**ASSIGNMENT**
Set out exactly, line by line, the stretch of data below that begins at the line containing "SnH3(SH) + C2H2**" and ends at the line containing "Gas-phase species: SnH4", with both ends kept.

═══ EXTRACTED MATERIAL

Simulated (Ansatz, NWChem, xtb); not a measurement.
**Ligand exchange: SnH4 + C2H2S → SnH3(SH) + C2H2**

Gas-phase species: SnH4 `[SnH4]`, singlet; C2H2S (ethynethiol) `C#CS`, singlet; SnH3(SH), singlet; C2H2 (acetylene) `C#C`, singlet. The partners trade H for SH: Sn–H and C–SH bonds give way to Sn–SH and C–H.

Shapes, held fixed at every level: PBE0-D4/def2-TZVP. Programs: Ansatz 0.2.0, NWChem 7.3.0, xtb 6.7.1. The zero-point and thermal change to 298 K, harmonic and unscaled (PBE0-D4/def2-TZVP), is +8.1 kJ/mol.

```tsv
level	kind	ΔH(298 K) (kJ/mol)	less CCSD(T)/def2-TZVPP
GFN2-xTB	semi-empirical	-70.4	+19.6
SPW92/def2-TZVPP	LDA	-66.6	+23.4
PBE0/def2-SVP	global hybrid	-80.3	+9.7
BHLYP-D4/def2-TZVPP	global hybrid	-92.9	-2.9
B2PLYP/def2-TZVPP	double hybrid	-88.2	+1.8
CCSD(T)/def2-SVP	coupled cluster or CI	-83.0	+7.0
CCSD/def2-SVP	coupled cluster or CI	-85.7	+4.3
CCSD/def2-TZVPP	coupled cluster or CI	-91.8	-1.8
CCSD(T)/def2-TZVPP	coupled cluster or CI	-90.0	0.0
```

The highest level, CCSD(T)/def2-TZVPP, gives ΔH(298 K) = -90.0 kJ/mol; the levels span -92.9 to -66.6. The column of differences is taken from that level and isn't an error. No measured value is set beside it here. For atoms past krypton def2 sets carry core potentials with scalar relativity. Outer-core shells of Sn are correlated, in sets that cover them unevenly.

══════

**PROBLEM SOLUTION**
**Ligand exchange: SnH4 + C2H2S → SnH3(SH) + C2H2**

Gas-phase species: SnH4 `[SnH4]`, singlet; C2H2S (ethynethiol) `C#CS`, singlet; SnH3(SH), singlet; C2H2 (acetylene) `C#C`, singlet. The partners trade H for SH: Sn–H and C–SH bonds give way to Sn–SH and C–H.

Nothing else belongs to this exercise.